=== Section Start ===

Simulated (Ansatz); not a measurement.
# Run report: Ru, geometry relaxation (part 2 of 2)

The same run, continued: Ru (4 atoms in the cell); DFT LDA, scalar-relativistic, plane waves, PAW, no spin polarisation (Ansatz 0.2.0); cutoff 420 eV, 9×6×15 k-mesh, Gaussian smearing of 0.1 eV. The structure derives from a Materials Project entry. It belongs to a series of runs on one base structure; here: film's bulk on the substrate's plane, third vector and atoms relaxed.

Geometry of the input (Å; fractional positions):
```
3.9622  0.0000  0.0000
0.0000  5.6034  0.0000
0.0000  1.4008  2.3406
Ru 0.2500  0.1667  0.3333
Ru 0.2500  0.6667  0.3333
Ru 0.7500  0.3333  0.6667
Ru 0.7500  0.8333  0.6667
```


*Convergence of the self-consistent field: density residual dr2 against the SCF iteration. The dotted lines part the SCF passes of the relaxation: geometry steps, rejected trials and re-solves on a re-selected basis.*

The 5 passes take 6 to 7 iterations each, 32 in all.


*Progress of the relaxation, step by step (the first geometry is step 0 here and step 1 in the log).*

=== Section End ===

Exercise >>
Your job is to write out the data exactly as it stands.

Written response >>
Simulated (Ansatz); not a measurement.
# Run report: Ru, geometry relaxation (part 2 of 2)

The same run, continued: Ru (4 atoms in the cell); DFT LDA, scalar-relativistic, plane waves, PAW, no spin polarisation (Ansatz 0.2.0); cutoff 420 eV, 9×6×15 k-mesh, Gaussian smearing of 0.1 eV. The structure derives from a Materials Project entry. It belongs to a series of runs on one base structure; here: film's bulk on the substrate's plane, third vector and atoms relaxed.

Geometry of the input (Å; fractional positions):
```
3.9622  0.0000  0.0000
0.0000  5.6034  0.0000
0.0000  1.4008  2.3406
Ru 0.2500  0.1667  0.3333
Ru 0.2500  0.6667  0.3333
Ru 0.7500  0.3333  0.6667
Ru 0.7500  0.8333  0.6667
```


*Convergence of the self-consistent field: density residual dr2 against the SCF iteration. The dotted lines part the SCF passes of the relaxation: geometry steps, rejected trials and re-solves on a re-selected basis.*

The 5 passes take 6 to 7 iterations each, 32 in all.


*Progress of the relaxation, step by step (the first geometry is step 0 here and step 1 in the log).*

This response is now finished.